*** Extracted data Section Begins ***

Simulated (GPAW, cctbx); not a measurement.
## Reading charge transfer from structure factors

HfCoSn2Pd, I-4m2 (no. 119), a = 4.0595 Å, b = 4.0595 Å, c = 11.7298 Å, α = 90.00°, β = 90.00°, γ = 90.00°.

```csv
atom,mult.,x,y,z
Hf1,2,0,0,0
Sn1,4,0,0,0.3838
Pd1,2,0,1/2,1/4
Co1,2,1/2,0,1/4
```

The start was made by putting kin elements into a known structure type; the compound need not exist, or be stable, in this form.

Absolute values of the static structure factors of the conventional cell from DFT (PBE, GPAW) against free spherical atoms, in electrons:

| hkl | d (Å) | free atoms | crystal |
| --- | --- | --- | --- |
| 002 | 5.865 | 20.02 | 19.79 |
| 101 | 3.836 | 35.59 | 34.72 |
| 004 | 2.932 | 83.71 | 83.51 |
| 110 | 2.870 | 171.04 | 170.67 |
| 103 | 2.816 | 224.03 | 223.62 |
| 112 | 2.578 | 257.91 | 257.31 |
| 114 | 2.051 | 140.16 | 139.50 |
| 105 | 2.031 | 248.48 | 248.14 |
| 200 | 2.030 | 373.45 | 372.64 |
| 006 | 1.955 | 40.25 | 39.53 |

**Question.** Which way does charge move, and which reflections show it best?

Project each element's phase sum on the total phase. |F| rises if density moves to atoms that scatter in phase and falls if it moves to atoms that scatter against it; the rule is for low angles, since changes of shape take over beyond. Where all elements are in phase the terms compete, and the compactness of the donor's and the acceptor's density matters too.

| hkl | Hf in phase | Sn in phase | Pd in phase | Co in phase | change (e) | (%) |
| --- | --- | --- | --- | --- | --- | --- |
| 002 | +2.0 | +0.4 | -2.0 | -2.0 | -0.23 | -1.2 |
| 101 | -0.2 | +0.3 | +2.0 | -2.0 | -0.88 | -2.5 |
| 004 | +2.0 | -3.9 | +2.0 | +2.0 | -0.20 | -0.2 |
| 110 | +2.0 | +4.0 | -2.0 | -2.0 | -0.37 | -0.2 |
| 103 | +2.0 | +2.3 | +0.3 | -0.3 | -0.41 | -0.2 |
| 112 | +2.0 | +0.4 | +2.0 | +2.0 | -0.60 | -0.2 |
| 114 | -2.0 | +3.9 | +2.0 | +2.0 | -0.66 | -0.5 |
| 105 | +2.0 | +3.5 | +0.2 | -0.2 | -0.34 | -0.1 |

*** Extracted data Section Ends ***

From the first line of the listing above to the line with "The start was", please transcribe each line exactly, both ends included, and nothing beyond that.

Simulated (GPAW, cctbx); not a measurement.
## Reading charge transfer from structure factors

HfCoSn2Pd, I-4m2 (no. 119), a = 4.0595 Å, b = 4.0595 Å, c = 11.7298 Å, α = 90.00°, β = 90.00°, γ = 90.00°.

```csv
atom,mult.,x,y,z
Hf1,2,0,0,0
Sn1,4,0,0,0.3838
Pd1,2,0,1/2,1/4
Co1,2,1/2,0,1/4
```

The start was made by putting kin elements into a known structure type; the compound need not exist, or be stable, in this form.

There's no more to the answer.